☆ ☆ ☆

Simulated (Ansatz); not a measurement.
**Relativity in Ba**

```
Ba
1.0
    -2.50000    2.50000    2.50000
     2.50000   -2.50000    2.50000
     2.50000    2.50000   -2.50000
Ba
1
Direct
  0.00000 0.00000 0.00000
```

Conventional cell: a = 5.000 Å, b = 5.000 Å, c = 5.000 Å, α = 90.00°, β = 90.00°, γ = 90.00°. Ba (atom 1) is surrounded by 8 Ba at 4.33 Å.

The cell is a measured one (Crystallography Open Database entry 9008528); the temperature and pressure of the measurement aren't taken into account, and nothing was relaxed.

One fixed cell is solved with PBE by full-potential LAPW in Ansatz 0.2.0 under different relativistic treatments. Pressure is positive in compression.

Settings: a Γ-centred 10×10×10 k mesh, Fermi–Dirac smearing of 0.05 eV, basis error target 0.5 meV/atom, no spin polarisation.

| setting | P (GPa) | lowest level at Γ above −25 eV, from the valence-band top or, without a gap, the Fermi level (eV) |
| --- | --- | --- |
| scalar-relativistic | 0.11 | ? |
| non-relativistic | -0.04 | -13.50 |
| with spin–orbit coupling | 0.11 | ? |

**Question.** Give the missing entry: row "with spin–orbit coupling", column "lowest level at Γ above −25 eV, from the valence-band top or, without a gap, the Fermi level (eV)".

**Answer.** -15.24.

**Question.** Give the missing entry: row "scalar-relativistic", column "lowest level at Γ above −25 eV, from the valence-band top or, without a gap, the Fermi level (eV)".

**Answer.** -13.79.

☆ ☆ ☆

**Work task**
Please output the exact lines of the records above, beginning with the first and stopping after the line that holds "scalar-relativistic | 0.11 | ? |", and nothing else.

**Worked solution**
Simulated (Ansatz); not a measurement.
**Relativity in Ba**

```
Ba
1.0
    -2.50000    2.50000    2.50000
     2.50000   -2.50000    2.50000
     2.50000    2.50000   -2.50000
Ba
1
Direct
  0.00000 0.00000 0.00000
```

Conventional cell: a = 5.000 Å, b = 5.000 Å, c = 5.000 Å, α = 90.00°, β = 90.00°, γ = 90.00°. Ba (atom 1) is surrounded by 8 Ba at 4.33 Å.

The cell is a measured one (Crystallography Open Database entry 9008528); the temperature and pressure of the measurement aren't taken into account, and nothing was relaxed.

One fixed cell is solved with PBE by full-potential LAPW in Ansatz 0.2.0 under different relativistic treatments. Pressure is positive in compression.

Settings: a Γ-centred 10×10×10 k mesh, Fermi–Dirac smearing of 0.05 eV, basis error target 0.5 meV/atom, no spin polarisation.

| setting | P (GPa) | lowest level at Γ above −25 eV, from the valence-band top or, without a gap, the Fermi level (eV) |
| --- | --- | --- |
| scalar-relativistic | 0.11 | ? |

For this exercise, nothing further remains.